+ + +

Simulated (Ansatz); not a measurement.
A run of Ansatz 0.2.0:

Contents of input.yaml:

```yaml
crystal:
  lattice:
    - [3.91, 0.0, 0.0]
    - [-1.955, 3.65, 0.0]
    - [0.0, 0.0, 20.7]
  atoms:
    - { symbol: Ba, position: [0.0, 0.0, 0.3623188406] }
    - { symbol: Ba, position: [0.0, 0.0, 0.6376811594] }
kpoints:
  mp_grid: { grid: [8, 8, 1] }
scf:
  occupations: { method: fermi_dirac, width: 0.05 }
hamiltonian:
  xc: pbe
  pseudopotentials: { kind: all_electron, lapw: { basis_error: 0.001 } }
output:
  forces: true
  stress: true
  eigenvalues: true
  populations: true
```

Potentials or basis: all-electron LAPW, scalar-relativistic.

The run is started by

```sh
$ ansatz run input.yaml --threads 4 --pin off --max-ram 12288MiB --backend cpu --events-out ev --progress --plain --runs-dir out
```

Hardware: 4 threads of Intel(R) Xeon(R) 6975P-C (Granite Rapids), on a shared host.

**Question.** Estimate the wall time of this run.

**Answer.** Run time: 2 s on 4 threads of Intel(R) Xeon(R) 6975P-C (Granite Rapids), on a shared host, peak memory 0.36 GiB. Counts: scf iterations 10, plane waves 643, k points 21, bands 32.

+ + +

TASK ITEM ▸ Please write the listing out again, matching each line exactly.

WRITTEN REPLY ▸
Simulated (Ansatz); not a measurement.
A run of Ansatz 0.2.0:

Contents of input.yaml:

```yaml
crystal:
  lattice:
    - [3.91, 0.0, 0.0]
    - [-1.955, 3.65, 0.0]
    - [0.0, 0.0, 20.7]
  atoms:
    - { symbol: Ba, position: [0.0, 0.0, 0.3623188406] }
    - { symbol: Ba, position: [0.0, 0.0, 0.6376811594] }
kpoints:
  mp_grid: { grid: [8, 8, 1] }
scf:
  occupations: { method: fermi_dirac, width: 0.05 }
hamiltonian:
  xc: pbe
  pseudopotentials: { kind: all_electron, lapw: { basis_error: 0.001 } }
output:
  forces: true
  stress: true
  eigenvalues: true
  populations: true
```

Potentials or basis: all-electron LAPW, scalar-relativistic.

The run is started by

```sh
$ ansatz run input.yaml --threads 4 --pin off --max-ram 12288MiB --backend cpu --events-out ev --progress --plain --runs-dir out
```

Hardware: 4 threads of Intel(R) Xeon(R) 6975P-C (Granite Rapids), on a shared host.

**Question.** Estimate the wall time of this run.

**Answer.** Run time: 2 s on 4 threads of Intel(R) Xeon(R) 6975P-C (Granite Rapids), on a shared host, peak memory 0.36 GiB. Counts: scf iterations 10, plane waves 643, k points 21, bands 32.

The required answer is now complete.